■ WORK INSTRUCTION ■
All of the data is to be copied word for word.

■ DATA FOR REVIEW ■

══════════

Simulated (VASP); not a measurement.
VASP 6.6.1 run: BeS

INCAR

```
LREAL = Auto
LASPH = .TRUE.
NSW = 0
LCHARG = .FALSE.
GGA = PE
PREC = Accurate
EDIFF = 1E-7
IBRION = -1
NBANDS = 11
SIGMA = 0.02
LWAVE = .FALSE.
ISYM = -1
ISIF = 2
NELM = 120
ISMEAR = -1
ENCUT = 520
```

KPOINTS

══════════

■ TASK SOLUTION ■
Simulated (VASP); not a measurement.
VASP 6.6.1 run: BeS

INCAR

```
LREAL = Auto
LASPH = .TRUE.
NSW = 0
LCHARG = .FALSE.
GGA = PE
PREC = Accurate
EDIFF = 1E-7
IBRION = -1
NBANDS = 11
SIGMA = 0.02
LWAVE = .FALSE.
ISYM = -1
ISIF = 2
NELM = 120
ISMEAR = -1
ENCUT = 520
```

KPOINTS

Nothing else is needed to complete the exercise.